-- Dataset excerpts follows --

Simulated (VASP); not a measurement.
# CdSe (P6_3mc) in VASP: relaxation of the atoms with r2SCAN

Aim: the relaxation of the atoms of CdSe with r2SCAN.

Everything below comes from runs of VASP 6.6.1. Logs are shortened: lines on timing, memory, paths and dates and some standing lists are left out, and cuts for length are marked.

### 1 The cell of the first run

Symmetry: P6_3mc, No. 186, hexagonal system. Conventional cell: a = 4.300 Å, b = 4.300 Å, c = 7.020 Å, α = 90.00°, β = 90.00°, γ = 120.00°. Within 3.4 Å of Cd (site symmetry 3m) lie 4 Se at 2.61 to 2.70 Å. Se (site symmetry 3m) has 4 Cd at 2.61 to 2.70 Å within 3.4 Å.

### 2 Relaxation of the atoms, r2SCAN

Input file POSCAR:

-- Dataset excerpts concluded --

Would you copy, unchanged, the stretch of the records above that begins at the line containing "Symmetry: P6_3mc, No." and ends at the line containing "### 2 Relaxation of the atoms, r2SCAN", and only that?

Symmetry: P6_3mc, No. 186, hexagonal system. Conventional cell: a = 4.300 Å, b = 4.300 Å, c = 7.020 Å, α = 90.00°, β = 90.00°, γ = 120.00°. Within 3.4 Å of Cd (site symmetry 3m) lie 4 Se at 2.61 to 2.70 Å. Se (site symmetry 3m) has 4 Cd at 2.61 to 2.70 Å within 3.4 Å.

### 2 Relaxation of the atoms, r2SCAN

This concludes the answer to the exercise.